• Material shown:
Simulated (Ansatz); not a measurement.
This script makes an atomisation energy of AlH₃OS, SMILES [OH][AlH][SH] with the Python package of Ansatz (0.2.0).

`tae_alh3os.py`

• Work item:
Exactly as given, repeat every record above.

• Task answer:
Simulated (Ansatz); not a measurement.
This script makes an atomisation energy of AlH₃OS, SMILES [OH][AlH][SH] with the Python package of Ansatz (0.2.0).

`tae_alh3os.py`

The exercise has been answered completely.